* **GIVEN DATA**
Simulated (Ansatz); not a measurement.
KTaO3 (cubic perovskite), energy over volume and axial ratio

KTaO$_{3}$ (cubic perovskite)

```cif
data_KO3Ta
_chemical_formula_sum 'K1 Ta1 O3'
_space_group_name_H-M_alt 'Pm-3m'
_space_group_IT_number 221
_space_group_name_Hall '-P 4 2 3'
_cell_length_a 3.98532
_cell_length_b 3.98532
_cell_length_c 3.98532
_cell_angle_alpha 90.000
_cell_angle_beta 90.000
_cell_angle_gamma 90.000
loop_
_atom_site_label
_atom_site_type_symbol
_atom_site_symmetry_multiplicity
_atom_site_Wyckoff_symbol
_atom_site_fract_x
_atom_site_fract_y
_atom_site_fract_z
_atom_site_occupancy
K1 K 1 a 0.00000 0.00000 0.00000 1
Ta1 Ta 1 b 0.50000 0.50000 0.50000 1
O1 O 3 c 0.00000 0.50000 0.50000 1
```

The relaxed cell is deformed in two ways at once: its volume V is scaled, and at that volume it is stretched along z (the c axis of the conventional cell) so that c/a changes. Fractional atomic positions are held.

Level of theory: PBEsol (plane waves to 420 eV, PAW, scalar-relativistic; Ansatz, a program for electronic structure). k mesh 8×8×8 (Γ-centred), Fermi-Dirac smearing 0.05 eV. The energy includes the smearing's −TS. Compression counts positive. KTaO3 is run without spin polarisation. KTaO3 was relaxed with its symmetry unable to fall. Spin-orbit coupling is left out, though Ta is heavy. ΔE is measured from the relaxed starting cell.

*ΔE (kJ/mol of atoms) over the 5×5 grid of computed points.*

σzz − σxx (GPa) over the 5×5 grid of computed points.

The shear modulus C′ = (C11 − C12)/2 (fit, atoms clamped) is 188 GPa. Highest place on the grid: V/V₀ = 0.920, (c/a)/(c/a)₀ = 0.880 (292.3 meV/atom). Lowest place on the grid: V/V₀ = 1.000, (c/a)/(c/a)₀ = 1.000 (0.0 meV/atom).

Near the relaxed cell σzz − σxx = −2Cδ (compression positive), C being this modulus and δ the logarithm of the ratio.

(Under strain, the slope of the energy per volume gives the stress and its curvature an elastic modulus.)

* **REQUIRED ACTION**
An exact, complete copy of the lines above from the one with "The relaxed cell is" through the one with "of computed points.*" is the whole answer.

* **TASK OUTPUT**
The relaxed cell is deformed in two ways at once: its volume V is scaled, and at that volume it is stretched along z (the c axis of the conventional cell) so that c/a changes. Fractional atomic positions are held.

Level of theory: PBEsol (plane waves to 420 eV, PAW, scalar-relativistic; Ansatz, a program for electronic structure). k mesh 8×8×8 (Γ-centred), Fermi-Dirac smearing 0.05 eV. The energy includes the smearing's −TS. Compression counts positive. KTaO3 is run without spin polarisation. KTaO3 was relaxed with its symmetry unable to fall. Spin-orbit coupling is left out, though Ta is heavy. ΔE is measured from the relaxed starting cell.

*ΔE (kJ/mol of atoms) over the 5×5 grid of computed points.*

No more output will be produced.